====
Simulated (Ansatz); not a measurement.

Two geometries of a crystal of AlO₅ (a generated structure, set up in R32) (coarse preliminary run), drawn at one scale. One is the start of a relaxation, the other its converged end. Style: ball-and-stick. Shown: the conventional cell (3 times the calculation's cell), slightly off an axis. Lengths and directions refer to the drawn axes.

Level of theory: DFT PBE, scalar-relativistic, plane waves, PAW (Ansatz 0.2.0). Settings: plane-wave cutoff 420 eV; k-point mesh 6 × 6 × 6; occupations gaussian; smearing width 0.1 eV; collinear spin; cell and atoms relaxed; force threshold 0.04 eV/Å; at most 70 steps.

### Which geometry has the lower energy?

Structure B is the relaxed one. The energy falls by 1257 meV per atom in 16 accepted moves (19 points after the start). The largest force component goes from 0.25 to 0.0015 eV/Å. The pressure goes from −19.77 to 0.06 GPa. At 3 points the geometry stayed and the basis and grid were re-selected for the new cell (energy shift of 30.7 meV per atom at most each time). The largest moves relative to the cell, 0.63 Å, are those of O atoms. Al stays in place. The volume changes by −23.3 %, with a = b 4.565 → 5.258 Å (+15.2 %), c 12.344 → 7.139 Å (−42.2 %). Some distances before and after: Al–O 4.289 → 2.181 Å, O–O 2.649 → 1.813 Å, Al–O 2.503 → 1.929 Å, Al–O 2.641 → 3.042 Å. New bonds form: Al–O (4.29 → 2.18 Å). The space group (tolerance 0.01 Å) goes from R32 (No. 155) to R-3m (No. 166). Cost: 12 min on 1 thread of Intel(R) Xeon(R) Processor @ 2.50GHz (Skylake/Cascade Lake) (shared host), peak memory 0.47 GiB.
====

◆ Exercise ◆
Please give back the records exactly as written, beginning at the first line and including the line that holds "### Which geometry has the lower energy?" as the last.

◆ Task answer ◆
Simulated (Ansatz); not a measurement.

Two geometries of a crystal of AlO₅ (a generated structure, set up in R32) (coarse preliminary run), drawn at one scale. One is the start of a relaxation, the other its converged end. Style: ball-and-stick. Shown: the conventional cell (3 times the calculation's cell), slightly off an axis. Lengths and directions refer to the drawn axes.

Level of theory: DFT PBE, scalar-relativistic, plane waves, PAW (Ansatz 0.2.0). Settings: plane-wave cutoff 420 eV; k-point mesh 6 × 6 × 6; occupations gaussian; smearing width 0.1 eV; collinear spin; cell and atoms relaxed; force threshold 0.04 eV/Å; at most 70 steps.

### Which geometry has the lower energy?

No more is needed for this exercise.